**DATA TO EXAMINE**
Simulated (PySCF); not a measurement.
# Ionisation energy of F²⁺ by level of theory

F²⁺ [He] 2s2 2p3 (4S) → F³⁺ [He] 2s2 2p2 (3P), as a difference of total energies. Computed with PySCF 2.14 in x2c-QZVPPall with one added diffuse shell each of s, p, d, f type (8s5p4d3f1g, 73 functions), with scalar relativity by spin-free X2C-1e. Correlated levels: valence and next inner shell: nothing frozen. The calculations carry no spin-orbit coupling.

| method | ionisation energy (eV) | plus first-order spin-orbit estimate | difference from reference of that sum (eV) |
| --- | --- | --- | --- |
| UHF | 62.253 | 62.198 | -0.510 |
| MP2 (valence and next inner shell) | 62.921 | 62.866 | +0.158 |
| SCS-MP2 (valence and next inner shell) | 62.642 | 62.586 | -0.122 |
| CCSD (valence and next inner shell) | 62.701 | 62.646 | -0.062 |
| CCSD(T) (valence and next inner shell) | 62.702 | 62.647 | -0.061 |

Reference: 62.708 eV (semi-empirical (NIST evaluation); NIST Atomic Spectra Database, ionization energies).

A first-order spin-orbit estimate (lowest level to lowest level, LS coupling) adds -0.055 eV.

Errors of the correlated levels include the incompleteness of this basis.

**TASK ITEM**
Above are the records; print exactly the lines from the line with "62.647 | -0.061 |" to the line with "A first-order spin-orbit", including both, and nothing else.

**ANSWER AREA**
| CCSD(T) (valence and next inner shell) | 62.702 | 62.647 | -0.061 |

Reference: 62.708 eV (semi-empirical (NIST evaluation); NIST Atomic Spectra Database, ionization energies).

A first-order spin-orbit estimate (lowest level to lowest level, LS coupling) adds -0.055 eV.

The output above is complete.